■ ■ ■ ■ ■

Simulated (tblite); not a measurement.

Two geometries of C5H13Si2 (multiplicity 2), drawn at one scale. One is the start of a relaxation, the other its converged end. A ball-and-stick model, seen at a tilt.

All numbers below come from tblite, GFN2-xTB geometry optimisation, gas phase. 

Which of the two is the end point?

■ ■ ■ ■ ■

● Assigned task: A word-for-word transcription of the material is required.

● Exercise answer:
Simulated (tblite); not a measurement.

Two geometries of C5H13Si2 (multiplicity 2), drawn at one scale. One is the start of a relaxation, the other its converged end. A ball-and-stick model, seen at a tilt.

All numbers below come from tblite, GFN2-xTB geometry optimisation, gas phase. 

Which of the two is the end point?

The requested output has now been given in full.